**DATA LISTING:**
----------

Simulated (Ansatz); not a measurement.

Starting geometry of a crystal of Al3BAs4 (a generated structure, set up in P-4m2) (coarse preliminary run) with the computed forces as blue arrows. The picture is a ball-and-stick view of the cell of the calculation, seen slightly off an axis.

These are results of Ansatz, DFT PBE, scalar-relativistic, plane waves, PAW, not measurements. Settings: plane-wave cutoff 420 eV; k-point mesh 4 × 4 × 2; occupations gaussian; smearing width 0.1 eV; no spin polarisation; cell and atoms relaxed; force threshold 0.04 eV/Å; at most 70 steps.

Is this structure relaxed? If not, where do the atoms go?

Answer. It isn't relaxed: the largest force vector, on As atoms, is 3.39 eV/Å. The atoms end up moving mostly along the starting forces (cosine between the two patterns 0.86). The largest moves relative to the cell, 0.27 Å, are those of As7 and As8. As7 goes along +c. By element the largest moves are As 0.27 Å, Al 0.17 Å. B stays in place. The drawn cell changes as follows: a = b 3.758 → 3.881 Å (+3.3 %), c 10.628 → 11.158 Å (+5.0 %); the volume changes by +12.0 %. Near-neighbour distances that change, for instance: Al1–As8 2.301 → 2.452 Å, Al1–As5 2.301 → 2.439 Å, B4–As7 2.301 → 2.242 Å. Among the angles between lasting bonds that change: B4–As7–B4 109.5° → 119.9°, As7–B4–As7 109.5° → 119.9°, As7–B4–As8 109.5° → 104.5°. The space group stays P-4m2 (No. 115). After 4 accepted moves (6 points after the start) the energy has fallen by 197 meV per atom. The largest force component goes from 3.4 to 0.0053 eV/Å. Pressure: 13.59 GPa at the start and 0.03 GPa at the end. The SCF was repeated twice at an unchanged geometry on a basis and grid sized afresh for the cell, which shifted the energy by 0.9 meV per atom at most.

----------

**WORK REQUEST:**
Transcribe each line of the data above, unaltered, from the one where "Starting geometry of" appears to the one where "Is this structure" appears, inclusive of both.

**ANSWER SPACE:**
Starting geometry of a crystal of Al3BAs4 (a generated structure, set up in P-4m2) (coarse preliminary run) with the computed forces as blue arrows. The picture is a ball-and-stick view of the cell of the calculation, seen slightly off an axis.

These are results of Ansatz, DFT PBE, scalar-relativistic, plane waves, PAW, not measurements. Settings: plane-wave cutoff 420 eV; k-point mesh 4 × 4 × 2; occupations gaussian; smearing width 0.1 eV; no spin polarisation; cell and atoms relaxed; force threshold 0.04 eV/Å; at most 70 steps.

Is this structure relaxed? If not, where do the atoms go?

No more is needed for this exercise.